What you return must match the listing word for word.

● ● ● ● ●

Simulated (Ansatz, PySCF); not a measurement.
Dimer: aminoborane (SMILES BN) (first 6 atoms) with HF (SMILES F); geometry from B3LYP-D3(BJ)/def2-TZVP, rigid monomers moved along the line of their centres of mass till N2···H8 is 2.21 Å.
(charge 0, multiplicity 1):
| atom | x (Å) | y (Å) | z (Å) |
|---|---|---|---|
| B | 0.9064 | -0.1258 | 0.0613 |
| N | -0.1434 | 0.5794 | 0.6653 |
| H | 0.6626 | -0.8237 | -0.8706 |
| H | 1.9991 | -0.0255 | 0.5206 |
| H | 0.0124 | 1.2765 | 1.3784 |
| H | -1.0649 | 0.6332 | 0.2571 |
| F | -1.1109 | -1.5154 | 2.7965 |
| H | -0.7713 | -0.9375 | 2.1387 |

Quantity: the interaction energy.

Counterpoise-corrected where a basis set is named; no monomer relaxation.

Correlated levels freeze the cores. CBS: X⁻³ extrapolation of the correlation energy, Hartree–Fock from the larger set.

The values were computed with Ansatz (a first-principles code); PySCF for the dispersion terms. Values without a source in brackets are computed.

● ● ● ● ●

### Exercise answer
Simulated (Ansatz, PySCF); not a measurement.
Dimer: aminoborane (SMILES BN) (first 6 atoms) with HF (SMILES F); geometry from B3LYP-D3(BJ)/def2-TZVP, rigid monomers moved along the line of their centres of mass till N2···H8 is 2.21 Å.
(charge 0, multiplicity 1):
| atom | x (Å) | y (Å) | z (Å) |
|---|---|---|---|
| B | 0.9064 | -0.1258 | 0.0613 |
| N | -0.1434 | 0.5794 | 0.6653 |
| H | 0.6626 | -0.8237 | -0.8706 |
| H | 1.9991 | -0.0255 | 0.5206 |
| H | 0.0124 | 1.2765 | 1.3784 |
| H | -1.0649 | 0.6332 | 0.2571 |
| F | -1.1109 | -1.5154 | 2.7965 |
| H | -0.7713 | -0.9375 | 2.1387 |

Quantity: the interaction energy.

Counterpoise-corrected where a basis set is named; no monomer relaxation.

Correlated levels freeze the cores. CBS: X⁻³ extrapolation of the correlation energy, Hartree–Fock from the larger set.

The values were computed with Ansatz (a first-principles code); PySCF for the dispersion terms. Values without a source in brackets are computed.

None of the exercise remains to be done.